Extracted material
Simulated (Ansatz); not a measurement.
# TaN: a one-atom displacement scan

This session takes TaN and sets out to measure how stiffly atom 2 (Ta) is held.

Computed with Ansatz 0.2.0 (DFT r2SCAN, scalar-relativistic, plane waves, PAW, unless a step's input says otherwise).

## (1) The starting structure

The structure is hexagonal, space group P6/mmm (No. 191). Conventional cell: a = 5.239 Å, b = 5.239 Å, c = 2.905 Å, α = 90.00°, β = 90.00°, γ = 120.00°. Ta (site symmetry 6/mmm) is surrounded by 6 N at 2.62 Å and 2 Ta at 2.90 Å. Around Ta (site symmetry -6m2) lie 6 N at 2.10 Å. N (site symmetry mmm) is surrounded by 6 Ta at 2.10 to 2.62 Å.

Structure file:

Work instruction
Please output all the lines above exactly as given.

Exercise result
Simulated (Ansatz); not a measurement.
# TaN: a one-atom displacement scan

This session takes TaN and sets out to measure how stiffly atom 2 (Ta) is held.

Computed with Ansatz 0.2.0 (DFT r2SCAN, scalar-relativistic, plane waves, PAW, unless a step's input says otherwise).

## (1) The starting structure

The structure is hexagonal, space group P6/mmm (No. 191). Conventional cell: a = 5.239 Å, b = 5.239 Å, c = 2.905 Å, α = 90.00°, β = 90.00°, γ = 120.00°. Ta (site symmetry 6/mmm) is surrounded by 6 N at 2.62 Å and 2 Ta at 2.90 Å. Around Ta (site symmetry -6m2) lie 6 N at 2.10 Å. N (site symmetry mmm) is surrounded by 6 Ta at 2.10 to 2.62 Å.

Structure file:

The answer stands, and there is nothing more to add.